EXERCISE
Please restate the material below word for word, from the first line through the one that contains "Figure 1. The", inclusive.

BEGIN
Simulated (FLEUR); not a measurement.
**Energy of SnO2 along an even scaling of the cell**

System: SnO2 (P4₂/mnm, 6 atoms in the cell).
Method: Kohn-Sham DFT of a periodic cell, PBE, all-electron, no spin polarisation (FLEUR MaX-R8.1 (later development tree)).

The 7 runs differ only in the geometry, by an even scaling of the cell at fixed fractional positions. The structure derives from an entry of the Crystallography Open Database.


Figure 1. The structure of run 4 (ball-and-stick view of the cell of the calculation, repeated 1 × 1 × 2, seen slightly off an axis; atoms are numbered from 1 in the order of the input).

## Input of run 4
END

TASK RESULT
Simulated (FLEUR); not a measurement.
**Energy of SnO2 along an even scaling of the cell**

System: SnO2 (P4₂/mnm, 6 atoms in the cell).
Method: Kohn-Sham DFT of a periodic cell, PBE, all-electron, no spin polarisation (FLEUR MaX-R8.1 (later development tree)).

The 7 runs differ only in the geometry, by an even scaling of the cell at fixed fractional positions. The structure derives from an entry of the Crystallography Open Database.


Figure 1. The structure of run 4 (ball-and-stick view of the cell of the calculation, repeated 1 × 1 × 2, seen slightly off an axis; atoms are numbered from 1 in the order of the input).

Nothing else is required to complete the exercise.